Supplied records:
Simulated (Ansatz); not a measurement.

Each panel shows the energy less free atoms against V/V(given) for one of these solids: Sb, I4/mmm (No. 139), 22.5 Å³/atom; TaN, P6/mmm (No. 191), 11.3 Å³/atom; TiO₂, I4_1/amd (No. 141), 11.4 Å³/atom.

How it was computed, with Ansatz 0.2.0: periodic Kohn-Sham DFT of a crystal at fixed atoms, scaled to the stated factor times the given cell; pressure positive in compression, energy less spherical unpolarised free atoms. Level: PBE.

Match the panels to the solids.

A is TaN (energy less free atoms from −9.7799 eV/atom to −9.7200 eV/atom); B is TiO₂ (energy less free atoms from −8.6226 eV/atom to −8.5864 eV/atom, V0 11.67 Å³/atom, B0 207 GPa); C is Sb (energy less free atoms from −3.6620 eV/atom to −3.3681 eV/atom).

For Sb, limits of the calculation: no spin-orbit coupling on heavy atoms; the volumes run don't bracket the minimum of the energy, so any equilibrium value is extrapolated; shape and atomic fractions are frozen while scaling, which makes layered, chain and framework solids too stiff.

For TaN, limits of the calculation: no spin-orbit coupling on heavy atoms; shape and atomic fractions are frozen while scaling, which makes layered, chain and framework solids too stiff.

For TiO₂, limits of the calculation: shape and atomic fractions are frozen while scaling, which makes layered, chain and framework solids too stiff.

Work task: Would you please repeat exactly the lines above, starting at the line with "A is TaN (energy" and stopping at the line with "For TaN, limits", both included?

Exercise solution:
A is TaN (energy less free atoms from −9.7799 eV/atom to −9.7200 eV/atom); B is TiO₂ (energy less free atoms from −8.6226 eV/atom to −8.5864 eV/atom, V0 11.67 Å³/atom, B0 207 GPa); C is Sb (energy less free atoms from −3.6620 eV/atom to −3.3681 eV/atom).

For Sb, limits of the calculation: no spin-orbit coupling on heavy atoms; the volumes run don't bracket the minimum of the energy, so any equilibrium value is extrapolated; shape and atomic fractions are frozen while scaling, which makes layered, chain and framework solids too stiff.

For TaN, limits of the calculation: no spin-orbit coupling on heavy atoms; shape and atomic fractions are frozen while scaling, which makes layered, chain and framework solids too stiff.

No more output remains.